Give every line of the listing back, exactly as written.

##### Data
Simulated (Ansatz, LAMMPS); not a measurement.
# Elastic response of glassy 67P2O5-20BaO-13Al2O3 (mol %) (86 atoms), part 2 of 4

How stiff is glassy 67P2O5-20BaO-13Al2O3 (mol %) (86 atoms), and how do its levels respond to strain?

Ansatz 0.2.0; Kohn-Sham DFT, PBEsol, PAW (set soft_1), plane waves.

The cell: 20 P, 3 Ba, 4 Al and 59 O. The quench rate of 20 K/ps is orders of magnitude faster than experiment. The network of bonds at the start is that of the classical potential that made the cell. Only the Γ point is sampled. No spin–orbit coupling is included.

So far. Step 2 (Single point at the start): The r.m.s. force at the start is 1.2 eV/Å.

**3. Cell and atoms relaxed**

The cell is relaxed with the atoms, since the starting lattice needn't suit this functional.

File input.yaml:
##########

Answer box:
Simulated (Ansatz, LAMMPS); not a measurement.
# Elastic response of glassy 67P2O5-20BaO-13Al2O3 (mol %) (86 atoms), part 2 of 4

How stiff is glassy 67P2O5-20BaO-13Al2O3 (mol %) (86 atoms), and how do its levels respond to strain?

Ansatz 0.2.0; Kohn-Sham DFT, PBEsol, PAW (set soft_1), plane waves.

The cell: 20 P, 3 Ba, 4 Al and 59 O. The quench rate of 20 K/ps is orders of magnitude faster than experiment. The network of bonds at the start is that of the classical potential that made the cell. Only the Γ point is sampled. No spin–orbit coupling is included.

So far. Step 2 (Single point at the start): The r.m.s. force at the start is 1.2 eV/Å.

**3. Cell and atoms relaxed**

The cell is relaxed with the atoms, since the starting lattice needn't suit this functional.

File input.yaml:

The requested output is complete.